Data records:
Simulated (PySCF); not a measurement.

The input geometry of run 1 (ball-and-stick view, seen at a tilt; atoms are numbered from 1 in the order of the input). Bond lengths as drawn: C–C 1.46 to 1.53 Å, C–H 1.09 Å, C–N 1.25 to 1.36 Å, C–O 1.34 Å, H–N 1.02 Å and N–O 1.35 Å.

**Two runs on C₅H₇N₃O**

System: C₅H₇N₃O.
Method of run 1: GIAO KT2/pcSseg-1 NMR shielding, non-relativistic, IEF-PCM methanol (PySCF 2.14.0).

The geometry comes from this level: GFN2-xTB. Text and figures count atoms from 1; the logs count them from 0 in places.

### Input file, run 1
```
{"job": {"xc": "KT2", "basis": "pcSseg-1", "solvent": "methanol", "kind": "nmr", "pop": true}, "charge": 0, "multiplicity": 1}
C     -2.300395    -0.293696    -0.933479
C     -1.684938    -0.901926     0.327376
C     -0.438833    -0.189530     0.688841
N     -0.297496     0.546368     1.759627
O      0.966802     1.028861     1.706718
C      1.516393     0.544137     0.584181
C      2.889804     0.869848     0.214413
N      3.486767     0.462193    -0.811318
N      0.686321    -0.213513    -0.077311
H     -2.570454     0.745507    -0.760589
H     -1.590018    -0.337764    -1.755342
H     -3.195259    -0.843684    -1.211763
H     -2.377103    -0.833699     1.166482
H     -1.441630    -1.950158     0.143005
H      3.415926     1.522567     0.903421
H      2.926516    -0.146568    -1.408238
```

Assignment: Extract the listing in its entirety and repeat it exactly.

Answer space:
Simulated (PySCF); not a measurement.

The input geometry of run 1 (ball-and-stick view, seen at a tilt; atoms are numbered from 1 in the order of the input). Bond lengths as drawn: C–C 1.46 to 1.53 Å, C–H 1.09 Å, C–N 1.25 to 1.36 Å, C–O 1.34 Å, H–N 1.02 Å and N–O 1.35 Å.

**Two runs on C₅H₇N₃O**

System: C₅H₇N₃O.
Method of run 1: GIAO KT2/pcSseg-1 NMR shielding, non-relativistic, IEF-PCM methanol (PySCF 2.14.0).

The geometry comes from this level: GFN2-xTB. Text and figures count atoms from 1; the logs count them from 0 in places.

### Input file, run 1
```
{"job": {"xc": "KT2", "basis": "pcSseg-1", "solvent": "methanol", "kind": "nmr", "pop": true}, "charge": 0, "multiplicity": 1}
C     -2.300395    -0.293696    -0.933479
C     -1.684938    -0.901926     0.327376
C     -0.438833    -0.189530     0.688841
N     -0.297496     0.546368     1.759627
O      0.966802     1.028861     1.706718
C      1.516393     0.544137     0.584181
C      2.889804     0.869848     0.214413
N      3.486767     0.462193    -0.811318
N      0.686321    -0.213513    -0.077311
H     -2.570454     0.745507    -0.760589
H     -1.590018    -0.337764    -1.755342
H     -3.195259    -0.843684    -1.211763
H     -2.377103    -0.833699     1.166482
H     -1.441630    -1.950158     0.143005
H      3.415926     1.522567     0.903421
H      2.926516    -0.146568    -1.408238
```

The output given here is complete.